Print the records below word for word, beginning with the first line and ending once the line containing "2.154 Å, BP86**" is printed.

********
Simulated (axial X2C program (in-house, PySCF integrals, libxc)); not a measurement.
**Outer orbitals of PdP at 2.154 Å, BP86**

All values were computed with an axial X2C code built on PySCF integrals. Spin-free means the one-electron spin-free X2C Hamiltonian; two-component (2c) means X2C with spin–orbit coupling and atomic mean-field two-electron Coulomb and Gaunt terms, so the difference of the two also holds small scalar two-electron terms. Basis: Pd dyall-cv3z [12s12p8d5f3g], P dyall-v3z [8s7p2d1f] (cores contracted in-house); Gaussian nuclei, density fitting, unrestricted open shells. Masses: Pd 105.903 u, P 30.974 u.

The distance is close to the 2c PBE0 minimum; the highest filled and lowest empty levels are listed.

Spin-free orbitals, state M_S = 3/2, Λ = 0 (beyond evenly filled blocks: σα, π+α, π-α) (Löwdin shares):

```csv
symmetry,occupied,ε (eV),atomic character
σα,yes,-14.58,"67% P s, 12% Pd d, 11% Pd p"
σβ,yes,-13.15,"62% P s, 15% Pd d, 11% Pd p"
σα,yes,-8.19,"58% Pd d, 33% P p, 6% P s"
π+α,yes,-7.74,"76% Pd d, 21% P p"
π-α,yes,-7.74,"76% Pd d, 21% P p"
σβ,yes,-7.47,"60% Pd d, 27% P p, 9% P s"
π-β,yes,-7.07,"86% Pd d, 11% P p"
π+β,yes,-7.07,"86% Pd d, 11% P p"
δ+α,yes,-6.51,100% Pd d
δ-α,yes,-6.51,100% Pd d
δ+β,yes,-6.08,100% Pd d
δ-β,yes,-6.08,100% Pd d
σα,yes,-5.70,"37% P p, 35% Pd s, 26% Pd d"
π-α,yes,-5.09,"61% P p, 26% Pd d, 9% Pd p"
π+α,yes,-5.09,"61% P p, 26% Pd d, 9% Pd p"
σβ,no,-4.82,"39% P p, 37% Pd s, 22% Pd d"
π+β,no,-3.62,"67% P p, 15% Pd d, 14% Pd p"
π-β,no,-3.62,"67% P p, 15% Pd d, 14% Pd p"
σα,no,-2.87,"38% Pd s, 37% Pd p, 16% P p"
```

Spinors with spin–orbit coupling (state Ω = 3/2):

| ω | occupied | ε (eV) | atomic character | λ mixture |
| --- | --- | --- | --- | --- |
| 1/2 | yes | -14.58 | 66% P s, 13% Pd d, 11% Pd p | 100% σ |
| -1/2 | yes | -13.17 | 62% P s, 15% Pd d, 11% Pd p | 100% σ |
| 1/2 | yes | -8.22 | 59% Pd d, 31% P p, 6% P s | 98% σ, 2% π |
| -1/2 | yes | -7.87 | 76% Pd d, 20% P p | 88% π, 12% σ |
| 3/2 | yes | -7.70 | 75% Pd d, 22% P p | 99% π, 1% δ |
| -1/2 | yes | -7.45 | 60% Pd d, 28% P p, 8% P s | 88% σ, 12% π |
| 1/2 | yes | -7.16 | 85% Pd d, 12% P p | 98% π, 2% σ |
********

* [Exercise response]:
Simulated (axial X2C program (in-house, PySCF integrals, libxc)); not a measurement.
**Outer orbitals of PdP at 2.154 Å, BP86**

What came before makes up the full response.